(Input data)

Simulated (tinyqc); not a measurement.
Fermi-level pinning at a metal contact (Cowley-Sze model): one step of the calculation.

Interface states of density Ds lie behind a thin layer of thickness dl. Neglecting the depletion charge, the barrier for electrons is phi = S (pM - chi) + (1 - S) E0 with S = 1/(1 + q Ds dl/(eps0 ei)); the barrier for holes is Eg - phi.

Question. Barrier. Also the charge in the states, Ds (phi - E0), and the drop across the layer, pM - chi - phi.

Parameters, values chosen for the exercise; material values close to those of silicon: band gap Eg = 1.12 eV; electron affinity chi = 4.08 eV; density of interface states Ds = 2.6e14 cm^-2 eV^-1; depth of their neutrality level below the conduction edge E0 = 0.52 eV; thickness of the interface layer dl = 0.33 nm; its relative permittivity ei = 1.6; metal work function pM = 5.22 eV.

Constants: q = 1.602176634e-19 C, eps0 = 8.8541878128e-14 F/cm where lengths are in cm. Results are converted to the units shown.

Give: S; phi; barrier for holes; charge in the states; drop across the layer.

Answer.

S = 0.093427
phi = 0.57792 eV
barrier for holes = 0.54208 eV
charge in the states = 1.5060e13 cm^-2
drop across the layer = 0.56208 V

(End Input data)

**Assigned task**
Every entry above must be reproduced exactly.

**Problem solution**
Simulated (tinyqc); not a measurement.
Fermi-level pinning at a metal contact (Cowley-Sze model): one step of the calculation.

Interface states of density Ds lie behind a thin layer of thickness dl. Neglecting the depletion charge, the barrier for electrons is phi = S (pM - chi) + (1 - S) E0 with S = 1/(1 + q Ds dl/(eps0 ei)); the barrier for holes is Eg - phi.

Question. Barrier. Also the charge in the states, Ds (phi - E0), and the drop across the layer, pM - chi - phi.

Parameters, values chosen for the exercise; material values close to those of silicon: band gap Eg = 1.12 eV; electron affinity chi = 4.08 eV; density of interface states Ds = 2.6e14 cm^-2 eV^-1; depth of their neutrality level below the conduction edge E0 = 0.52 eV; thickness of the interface layer dl = 0.33 nm; its relative permittivity ei = 1.6; metal work function pM = 5.22 eV.

Constants: q = 1.602176634e-19 C, eps0 = 8.8541878128e-14 F/cm where lengths are in cm. Results are converted to the units shown.

Give: S; phi; barrier for holes; charge in the states; drop across the layer.

Answer.

S = 0.093427
phi = 0.57792 eV
barrier for holes = 0.54208 eV
charge in the states = 1.5060e13 cm^-2
drop across the layer = 0.56208 V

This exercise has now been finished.